* _DATA SUPPLIED_
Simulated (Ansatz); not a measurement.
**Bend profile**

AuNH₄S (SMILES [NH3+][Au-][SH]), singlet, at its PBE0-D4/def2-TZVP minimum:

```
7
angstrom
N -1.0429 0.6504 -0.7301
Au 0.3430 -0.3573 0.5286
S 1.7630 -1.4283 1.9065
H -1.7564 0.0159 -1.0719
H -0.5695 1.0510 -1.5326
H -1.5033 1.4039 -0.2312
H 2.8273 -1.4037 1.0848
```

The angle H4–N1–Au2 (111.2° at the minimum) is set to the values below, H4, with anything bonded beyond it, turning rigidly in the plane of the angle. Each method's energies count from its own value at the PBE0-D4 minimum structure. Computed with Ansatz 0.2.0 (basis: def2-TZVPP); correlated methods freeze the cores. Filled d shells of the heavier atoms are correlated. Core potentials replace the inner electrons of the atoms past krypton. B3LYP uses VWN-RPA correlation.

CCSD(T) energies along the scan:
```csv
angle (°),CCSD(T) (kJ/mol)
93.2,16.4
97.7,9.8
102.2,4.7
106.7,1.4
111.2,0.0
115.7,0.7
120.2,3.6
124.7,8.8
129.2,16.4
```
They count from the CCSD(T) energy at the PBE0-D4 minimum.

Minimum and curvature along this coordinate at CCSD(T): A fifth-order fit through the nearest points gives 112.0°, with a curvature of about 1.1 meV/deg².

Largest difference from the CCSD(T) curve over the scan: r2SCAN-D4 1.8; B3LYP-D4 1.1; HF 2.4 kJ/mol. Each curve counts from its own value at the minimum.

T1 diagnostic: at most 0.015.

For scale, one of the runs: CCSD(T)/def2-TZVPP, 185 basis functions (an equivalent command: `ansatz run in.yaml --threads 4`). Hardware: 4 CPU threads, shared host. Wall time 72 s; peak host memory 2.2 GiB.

* _TASK ITEM_
Up to and including the line with "T1 diagnostic: at most 0.015.", transcribe the entries above exactly, starting from their first line.

* _WRITTEN ANSWER_
Simulated (Ansatz); not a measurement.
**Bend profile**

AuNH₄S (SMILES [NH3+][Au-][SH]), singlet, at its PBE0-D4/def2-TZVP minimum:

```
7
angstrom
N -1.0429 0.6504 -0.7301
Au 0.3430 -0.3573 0.5286
S 1.7630 -1.4283 1.9065
H -1.7564 0.0159 -1.0719
H -0.5695 1.0510 -1.5326
H -1.5033 1.4039 -0.2312
H 2.8273 -1.4037 1.0848
```

The angle H4–N1–Au2 (111.2° at the minimum) is set to the values below, H4, with anything bonded beyond it, turning rigidly in the plane of the angle. Each method's energies count from its own value at the PBE0-D4 minimum structure. Computed with Ansatz 0.2.0 (basis: def2-TZVPP); correlated methods freeze the cores. Filled d shells of the heavier atoms are correlated. Core potentials replace the inner electrons of the atoms past krypton. B3LYP uses VWN-RPA correlation.

CCSD(T) energies along the scan:
```csv
angle (°),CCSD(T) (kJ/mol)
93.2,16.4
97.7,9.8
102.2,4.7
106.7,1.4
111.2,0.0
115.7,0.7
120.2,3.6
124.7,8.8
129.2,16.4
```
They count from the CCSD(T) energy at the PBE0-D4 minimum.

Minimum and curvature along this coordinate at CCSD(T): A fifth-order fit through the nearest points gives 112.0°, with a curvature of about 1.1 meV/deg².

Largest difference from the CCSD(T) curve over the scan: r2SCAN-D4 1.8; B3LYP-D4 1.1; HF 2.4 kJ/mol. Each curve counts from its own value at the minimum.

T1 diagnostic: at most 0.015.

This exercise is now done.